The answer should consist of every record, reproduced exactly.

** GIVEN ENTRIES follows **

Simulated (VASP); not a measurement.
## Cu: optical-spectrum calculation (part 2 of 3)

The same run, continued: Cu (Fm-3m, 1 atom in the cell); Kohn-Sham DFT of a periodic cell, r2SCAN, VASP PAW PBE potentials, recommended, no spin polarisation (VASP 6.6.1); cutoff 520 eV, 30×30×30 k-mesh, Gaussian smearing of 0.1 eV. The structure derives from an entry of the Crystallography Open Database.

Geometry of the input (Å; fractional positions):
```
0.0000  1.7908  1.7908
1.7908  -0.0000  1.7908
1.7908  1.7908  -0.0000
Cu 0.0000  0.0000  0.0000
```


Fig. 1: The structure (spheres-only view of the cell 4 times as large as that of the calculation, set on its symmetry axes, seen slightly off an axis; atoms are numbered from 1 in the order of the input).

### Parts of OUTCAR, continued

** End of GIVEN ENTRIES **

### SOLUTION
Simulated (VASP); not a measurement.
## Cu: optical-spectrum calculation (part 2 of 3)

The same run, continued: Cu (Fm-3m, 1 atom in the cell); Kohn-Sham DFT of a periodic cell, r2SCAN, VASP PAW PBE potentials, recommended, no spin polarisation (VASP 6.6.1); cutoff 520 eV, 30×30×30 k-mesh, Gaussian smearing of 0.1 eV. The structure derives from an entry of the Crystallography Open Database.

Geometry of the input (Å; fractional positions):
```
0.0000  1.7908  1.7908
1.7908  -0.0000  1.7908
1.7908  1.7908  -0.0000
Cu 0.0000  0.0000  0.0000
```


Fig. 1: The structure (spheres-only view of the cell 4 times as large as that of the calculation, set on its symmetry axes, seen slightly off an axis; atoms are numbered from 1 in the order of the input).

### Parts of OUTCAR, continued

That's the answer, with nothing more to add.